* **EXERCISE**: After locating the line that contains "-1.02 | -11.98 |" in the data below, set down exactly that line and each one after it through the line that contains "Question: How large", and nothing more.

* **THE DATA**:
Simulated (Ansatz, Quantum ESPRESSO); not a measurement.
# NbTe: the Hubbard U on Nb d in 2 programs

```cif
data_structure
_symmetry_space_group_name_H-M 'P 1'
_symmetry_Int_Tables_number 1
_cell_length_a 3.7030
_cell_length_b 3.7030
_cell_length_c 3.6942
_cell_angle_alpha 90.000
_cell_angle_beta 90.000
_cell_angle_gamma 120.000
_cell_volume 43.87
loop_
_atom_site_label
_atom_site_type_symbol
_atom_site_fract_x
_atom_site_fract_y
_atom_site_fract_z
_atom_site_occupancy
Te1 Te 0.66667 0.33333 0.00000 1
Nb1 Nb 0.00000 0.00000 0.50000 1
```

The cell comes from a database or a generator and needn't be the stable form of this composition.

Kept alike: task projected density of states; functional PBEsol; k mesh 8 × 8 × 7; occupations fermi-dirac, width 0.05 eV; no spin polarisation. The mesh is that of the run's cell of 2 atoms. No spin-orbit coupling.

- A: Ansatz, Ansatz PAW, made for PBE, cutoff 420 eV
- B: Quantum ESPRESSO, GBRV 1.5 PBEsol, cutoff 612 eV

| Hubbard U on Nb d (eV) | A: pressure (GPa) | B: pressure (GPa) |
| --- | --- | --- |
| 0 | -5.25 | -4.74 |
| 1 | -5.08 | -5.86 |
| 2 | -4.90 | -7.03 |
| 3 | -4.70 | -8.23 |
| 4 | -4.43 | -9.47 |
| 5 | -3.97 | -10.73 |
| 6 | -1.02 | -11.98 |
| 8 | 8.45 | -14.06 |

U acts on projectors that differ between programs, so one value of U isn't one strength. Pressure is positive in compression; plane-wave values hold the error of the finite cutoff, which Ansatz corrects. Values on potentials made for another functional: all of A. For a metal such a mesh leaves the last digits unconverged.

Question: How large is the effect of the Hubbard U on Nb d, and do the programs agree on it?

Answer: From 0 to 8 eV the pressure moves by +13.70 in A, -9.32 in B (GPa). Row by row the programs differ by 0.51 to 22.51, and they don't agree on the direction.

* **TASK RESPONSE**:
| 6 | -1.02 | -11.98 |
| 8 | 8.45 | -14.06 |

U acts on projectors that differ between programs, so one value of U isn't one strength. Pressure is positive in compression; plane-wave values hold the error of the finite cutoff, which Ansatz corrects. Values on potentials made for another functional: all of A. For a metal such a mesh leaves the last digits unconverged.

Question: How large is the effect of the Hubbard U on Nb d, and do the programs agree on it?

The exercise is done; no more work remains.